Segment Start: Data listing
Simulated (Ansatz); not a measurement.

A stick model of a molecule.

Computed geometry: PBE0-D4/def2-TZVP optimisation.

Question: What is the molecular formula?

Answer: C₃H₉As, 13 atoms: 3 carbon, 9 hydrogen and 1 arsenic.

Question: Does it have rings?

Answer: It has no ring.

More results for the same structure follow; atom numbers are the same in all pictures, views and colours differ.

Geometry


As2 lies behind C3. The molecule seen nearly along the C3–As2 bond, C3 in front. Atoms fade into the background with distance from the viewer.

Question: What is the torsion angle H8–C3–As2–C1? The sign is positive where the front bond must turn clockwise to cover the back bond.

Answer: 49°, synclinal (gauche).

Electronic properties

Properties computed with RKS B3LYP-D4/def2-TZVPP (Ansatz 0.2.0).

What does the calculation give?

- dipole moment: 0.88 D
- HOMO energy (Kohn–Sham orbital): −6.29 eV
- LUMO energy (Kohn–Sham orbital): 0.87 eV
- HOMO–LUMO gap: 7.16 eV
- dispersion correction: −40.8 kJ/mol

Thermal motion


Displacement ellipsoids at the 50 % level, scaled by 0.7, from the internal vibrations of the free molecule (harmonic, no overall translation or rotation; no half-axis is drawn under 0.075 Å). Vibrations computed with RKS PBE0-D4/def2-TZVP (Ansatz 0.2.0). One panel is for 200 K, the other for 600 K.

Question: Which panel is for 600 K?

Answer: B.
Segment End: Data listing

**Brief**
Would you print exactly the lines from the first line of the entries above through the line that has "- dipole moment: 0.88 D", both included, and stop there?

**Your solution**
Simulated (Ansatz); not a measurement.

A stick model of a molecule.

Computed geometry: PBE0-D4/def2-TZVP optimisation.

Question: What is the molecular formula?

Answer: C₃H₉As, 13 atoms: 3 carbon, 9 hydrogen and 1 arsenic.

Question: Does it have rings?

Answer: It has no ring.

More results for the same structure follow; atom numbers are the same in all pictures, views and colours differ.

Geometry


As2 lies behind C3. The molecule seen nearly along the C3–As2 bond, C3 in front. Atoms fade into the background with distance from the viewer.

Question: What is the torsion angle H8–C3–As2–C1? The sign is positive where the front bond must turn clockwise to cover the back bond.

Answer: 49°, synclinal (gauche).

Electronic properties

Properties computed with RKS B3LYP-D4/def2-TZVPP (Ansatz 0.2.0).

What does the calculation give?

- dipole moment: 0.88 D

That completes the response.